◆ **Required action**
When you reach the line with "Potentials or basis: VASP" in the listing below, transcribe it and each line after it up to and including the line with "Q: How long", exactly and with nothing else.

◆ **Provided information**
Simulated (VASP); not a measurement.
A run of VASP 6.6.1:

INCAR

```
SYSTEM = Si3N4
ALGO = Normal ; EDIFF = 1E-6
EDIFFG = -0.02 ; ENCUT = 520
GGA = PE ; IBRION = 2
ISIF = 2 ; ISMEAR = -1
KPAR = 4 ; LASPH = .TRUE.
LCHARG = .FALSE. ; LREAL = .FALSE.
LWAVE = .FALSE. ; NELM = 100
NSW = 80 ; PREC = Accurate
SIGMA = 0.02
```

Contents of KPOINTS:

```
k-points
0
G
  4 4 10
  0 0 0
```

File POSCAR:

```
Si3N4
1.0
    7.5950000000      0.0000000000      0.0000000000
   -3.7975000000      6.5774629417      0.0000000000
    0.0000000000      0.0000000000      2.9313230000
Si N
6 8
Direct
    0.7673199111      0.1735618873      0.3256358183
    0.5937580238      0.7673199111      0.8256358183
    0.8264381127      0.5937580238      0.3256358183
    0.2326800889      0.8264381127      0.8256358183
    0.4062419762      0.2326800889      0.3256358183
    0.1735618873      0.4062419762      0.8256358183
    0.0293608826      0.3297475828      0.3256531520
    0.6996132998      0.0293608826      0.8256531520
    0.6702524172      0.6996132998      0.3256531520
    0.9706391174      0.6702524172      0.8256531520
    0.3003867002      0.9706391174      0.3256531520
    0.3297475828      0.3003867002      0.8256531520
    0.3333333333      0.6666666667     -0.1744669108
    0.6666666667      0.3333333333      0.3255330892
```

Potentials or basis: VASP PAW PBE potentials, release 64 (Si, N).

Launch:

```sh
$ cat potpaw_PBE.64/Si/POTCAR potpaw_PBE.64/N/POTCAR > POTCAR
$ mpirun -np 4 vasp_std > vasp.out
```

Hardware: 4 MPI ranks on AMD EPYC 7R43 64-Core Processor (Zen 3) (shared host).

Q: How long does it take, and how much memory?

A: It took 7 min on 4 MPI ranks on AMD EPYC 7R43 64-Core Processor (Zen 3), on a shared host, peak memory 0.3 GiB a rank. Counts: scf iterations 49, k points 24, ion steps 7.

◆ **Result**
Potentials or basis: VASP PAW PBE potentials, release 64 (Si, N).

Launch:

```sh
$ cat potpaw_PBE.64/Si/POTCAR potpaw_PBE.64/N/POTCAR > POTCAR
$ mpirun -np 4 vasp_std > vasp.out
```

Hardware: 4 MPI ranks on AMD EPYC 7R43 64-Core Processor (Zen 3) (shared host).

Q: How long does it take, and how much memory?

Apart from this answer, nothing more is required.